**DATA PROVIDED:**

= Beginning of Section =

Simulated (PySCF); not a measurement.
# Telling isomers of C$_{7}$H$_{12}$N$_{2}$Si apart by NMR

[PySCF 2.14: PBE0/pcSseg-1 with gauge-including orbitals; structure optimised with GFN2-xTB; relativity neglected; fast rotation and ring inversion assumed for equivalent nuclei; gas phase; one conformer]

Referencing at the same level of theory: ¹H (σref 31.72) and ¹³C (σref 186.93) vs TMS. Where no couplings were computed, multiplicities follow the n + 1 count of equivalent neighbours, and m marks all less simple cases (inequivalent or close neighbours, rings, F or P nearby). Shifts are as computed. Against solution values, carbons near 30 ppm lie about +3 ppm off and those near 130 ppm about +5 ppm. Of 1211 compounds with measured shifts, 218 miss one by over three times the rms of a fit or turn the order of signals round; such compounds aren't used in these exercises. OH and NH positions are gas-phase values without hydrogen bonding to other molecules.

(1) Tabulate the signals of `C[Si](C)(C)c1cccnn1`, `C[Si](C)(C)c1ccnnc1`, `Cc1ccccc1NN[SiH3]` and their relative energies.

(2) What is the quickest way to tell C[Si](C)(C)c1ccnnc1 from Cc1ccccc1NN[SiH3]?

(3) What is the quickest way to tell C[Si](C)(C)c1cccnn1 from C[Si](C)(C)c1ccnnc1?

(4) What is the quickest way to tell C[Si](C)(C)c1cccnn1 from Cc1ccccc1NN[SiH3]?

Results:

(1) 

= End of Section =

**REQUIREMENT:**
The records above need to be written out again. Keep them exact.

**TASK OUTPUT:**
Simulated (PySCF); not a measurement.
# Telling isomers of C$_{7}$H$_{12}$N$_{2}$Si apart by NMR

[PySCF 2.14: PBE0/pcSseg-1 with gauge-including orbitals; structure optimised with GFN2-xTB; relativity neglected; fast rotation and ring inversion assumed for equivalent nuclei; gas phase; one conformer]

Referencing at the same level of theory: ¹H (σref 31.72) and ¹³C (σref 186.93) vs TMS. Where no couplings were computed, multiplicities follow the n + 1 count of equivalent neighbours, and m marks all less simple cases (inequivalent or close neighbours, rings, F or P nearby). Shifts are as computed. Against solution values, carbons near 30 ppm lie about +3 ppm off and those near 130 ppm about +5 ppm. Of 1211 compounds with measured shifts, 218 miss one by over three times the rms of a fit or turn the order of signals round; such compounds aren't used in these exercises. OH and NH positions are gas-phase values without hydrogen bonding to other molecules.

(1) Tabulate the signals of `C[Si](C)(C)c1cccnn1`, `C[Si](C)(C)c1ccnnc1`, `Cc1ccccc1NN[SiH3]` and their relative energies.

(2) What is the quickest way to tell C[Si](C)(C)c1ccnnc1 from Cc1ccccc1NN[SiH3]?

(3) What is the quickest way to tell C[Si](C)(C)c1cccnn1 from C[Si](C)(C)c1ccnnc1?

(4) What is the quickest way to tell C[Si](C)(C)c1cccnn1 from Cc1ccccc1NN[SiH3]?

Results:

(1) 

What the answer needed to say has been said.